▶ [Study material]
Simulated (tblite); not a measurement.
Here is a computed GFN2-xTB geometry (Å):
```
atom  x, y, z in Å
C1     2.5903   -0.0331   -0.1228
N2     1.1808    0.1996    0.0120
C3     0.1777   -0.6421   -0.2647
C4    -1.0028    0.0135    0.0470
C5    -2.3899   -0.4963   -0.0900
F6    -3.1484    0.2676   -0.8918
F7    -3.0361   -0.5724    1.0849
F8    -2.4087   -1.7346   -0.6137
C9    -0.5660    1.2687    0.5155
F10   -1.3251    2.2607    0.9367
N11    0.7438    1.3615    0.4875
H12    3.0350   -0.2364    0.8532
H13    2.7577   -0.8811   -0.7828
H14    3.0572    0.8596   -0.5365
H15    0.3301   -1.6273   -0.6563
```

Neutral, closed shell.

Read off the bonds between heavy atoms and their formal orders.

▶ [Task item]
Can you give every line above again, exactly as written?

▶ [Exercise output]
Simulated (tblite); not a measurement.
Here is a computed GFN2-xTB geometry (Å):
```
atom  x, y, z in Å
C1     2.5903   -0.0331   -0.1228
N2     1.1808    0.1996    0.0120
C3     0.1777   -0.6421   -0.2647
C4    -1.0028    0.0135    0.0470
C5    -2.3899   -0.4963   -0.0900
F6    -3.1484    0.2676   -0.8918
F7    -3.0361   -0.5724    1.0849
F8    -2.4087   -1.7346   -0.6137
C9    -0.5660    1.2687    0.5155
F10   -1.3251    2.2607    0.9367
N11    0.7438    1.3615    0.4875
H12    3.0350   -0.2364    0.8532
H13    2.7577   -0.8811   -0.7828
H14    3.0572    0.8596   -0.5365
H15    0.3301   -1.6273   -0.6563
```

Neutral, closed shell.

Read off the bonds between heavy atoms and their formal orders.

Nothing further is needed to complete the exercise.